- [Provided data]:
= = = =

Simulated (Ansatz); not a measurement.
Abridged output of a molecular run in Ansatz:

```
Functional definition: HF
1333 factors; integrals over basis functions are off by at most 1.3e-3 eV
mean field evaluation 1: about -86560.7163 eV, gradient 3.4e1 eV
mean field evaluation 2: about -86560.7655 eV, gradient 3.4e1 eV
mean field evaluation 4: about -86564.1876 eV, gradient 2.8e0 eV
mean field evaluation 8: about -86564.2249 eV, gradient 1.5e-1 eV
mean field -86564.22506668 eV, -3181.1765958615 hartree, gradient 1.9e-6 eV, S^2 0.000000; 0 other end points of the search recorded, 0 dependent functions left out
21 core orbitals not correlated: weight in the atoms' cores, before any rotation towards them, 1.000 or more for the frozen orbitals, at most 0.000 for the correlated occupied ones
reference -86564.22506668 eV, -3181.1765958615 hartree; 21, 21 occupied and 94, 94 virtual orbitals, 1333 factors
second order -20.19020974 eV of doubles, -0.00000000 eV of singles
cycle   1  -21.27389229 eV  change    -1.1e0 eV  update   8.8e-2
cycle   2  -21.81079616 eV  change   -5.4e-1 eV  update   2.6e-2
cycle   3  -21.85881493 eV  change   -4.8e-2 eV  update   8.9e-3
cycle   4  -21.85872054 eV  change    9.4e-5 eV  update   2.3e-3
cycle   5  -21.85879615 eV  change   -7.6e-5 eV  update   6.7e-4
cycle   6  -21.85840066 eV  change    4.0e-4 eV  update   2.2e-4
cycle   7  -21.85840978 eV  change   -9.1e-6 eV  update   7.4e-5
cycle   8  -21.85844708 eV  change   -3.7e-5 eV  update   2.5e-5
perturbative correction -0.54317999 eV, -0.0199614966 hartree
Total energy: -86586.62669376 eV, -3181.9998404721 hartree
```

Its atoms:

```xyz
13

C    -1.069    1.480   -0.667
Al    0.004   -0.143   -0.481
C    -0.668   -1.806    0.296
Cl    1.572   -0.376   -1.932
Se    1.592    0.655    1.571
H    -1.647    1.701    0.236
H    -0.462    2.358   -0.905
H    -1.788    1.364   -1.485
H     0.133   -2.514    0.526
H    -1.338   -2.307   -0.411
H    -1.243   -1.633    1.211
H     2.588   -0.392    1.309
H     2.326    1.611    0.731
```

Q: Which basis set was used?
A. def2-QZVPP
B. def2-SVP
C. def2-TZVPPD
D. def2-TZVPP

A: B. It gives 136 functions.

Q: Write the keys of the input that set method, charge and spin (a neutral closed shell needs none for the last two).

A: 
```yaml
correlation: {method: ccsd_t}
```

= = = =

- [Assigned task]:
Repeat exactly the lines of the data from the first one through the line with "D. def2-TZVPP", both of them included.

- [Response]:
Simulated (Ansatz); not a measurement.
Abridged output of a molecular run in Ansatz:

```
Functional definition: HF
1333 factors; integrals over basis functions are off by at most 1.3e-3 eV
mean field evaluation 1: about -86560.7163 eV, gradient 3.4e1 eV
mean field evaluation 2: about -86560.7655 eV, gradient 3.4e1 eV
mean field evaluation 4: about -86564.1876 eV, gradient 2.8e0 eV
mean field evaluation 8: about -86564.2249 eV, gradient 1.5e-1 eV
mean field -86564.22506668 eV, -3181.1765958615 hartree, gradient 1.9e-6 eV, S^2 0.000000; 0 other end points of the search recorded, 0 dependent functions left out
21 core orbitals not correlated: weight in the atoms' cores, before any rotation towards them, 1.000 or more for the frozen orbitals, at most 0.000 for the correlated occupied ones
reference -86564.22506668 eV, -3181.1765958615 hartree; 21, 21 occupied and 94, 94 virtual orbitals, 1333 factors
second order -20.19020974 eV of doubles, -0.00000000 eV of singles
cycle   1  -21.27389229 eV  change    -1.1e0 eV  update   8.8e-2
cycle   2  -21.81079616 eV  change   -5.4e-1 eV  update   2.6e-2
cycle   3  -21.85881493 eV  change   -4.8e-2 eV  update   8.9e-3
cycle   4  -21.85872054 eV  change    9.4e-5 eV  update   2.3e-3
cycle   5  -21.85879615 eV  change   -7.6e-5 eV  update   6.7e-4
cycle   6  -21.85840066 eV  change    4.0e-4 eV  update   2.2e-4
cycle   7  -21.85840978 eV  change   -9.1e-6 eV  update   7.4e-5
cycle   8  -21.85844708 eV  change   -3.7e-5 eV  update   2.5e-5
perturbative correction -0.54317999 eV, -0.0199614966 hartree
Total energy: -86586.62669376 eV, -3181.9998404721 hartree
```

Its atoms:

```xyz
13

C    -1.069    1.480   -0.667
Al    0.004   -0.143   -0.481
C    -0.668   -1.806    0.296
Cl    1.572   -0.376   -1.932
Se    1.592    0.655    1.571
H    -1.647    1.701    0.236
H    -0.462    2.358   -0.905
H    -1.788    1.364   -1.485
H     0.133   -2.514    0.526
H    -1.338   -2.307   -0.411
H    -1.243   -1.633    1.211
H     2.588   -0.392    1.309
H     2.326    1.611    0.731
```

Q: Which basis set was used?
A. def2-QZVPP
B. def2-SVP
C. def2-TZVPPD
D. def2-TZVPP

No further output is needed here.